┏━━

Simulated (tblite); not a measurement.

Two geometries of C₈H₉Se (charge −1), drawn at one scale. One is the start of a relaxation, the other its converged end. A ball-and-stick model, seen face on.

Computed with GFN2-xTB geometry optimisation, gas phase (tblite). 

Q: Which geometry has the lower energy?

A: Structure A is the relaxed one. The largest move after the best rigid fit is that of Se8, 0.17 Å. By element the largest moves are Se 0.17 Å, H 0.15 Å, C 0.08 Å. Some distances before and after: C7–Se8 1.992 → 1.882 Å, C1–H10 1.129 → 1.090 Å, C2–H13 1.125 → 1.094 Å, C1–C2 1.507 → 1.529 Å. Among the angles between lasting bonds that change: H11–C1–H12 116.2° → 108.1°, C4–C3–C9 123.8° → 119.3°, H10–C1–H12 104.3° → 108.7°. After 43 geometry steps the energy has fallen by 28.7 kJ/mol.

┗━━

▶ [EXERCISE]:
Write out only the lines from the very start of the entries above to the line that includes "Q: Which geometry has the lower energy?", both ends included, each one unchanged.

▶ [YOUR SOLUTION]:
Simulated (tblite); not a measurement.

Two geometries of C₈H₉Se (charge −1), drawn at one scale. One is the start of a relaxation, the other its converged end. A ball-and-stick model, seen face on.

Computed with GFN2-xTB geometry optimisation, gas phase (tblite). 

Q: Which geometry has the lower energy?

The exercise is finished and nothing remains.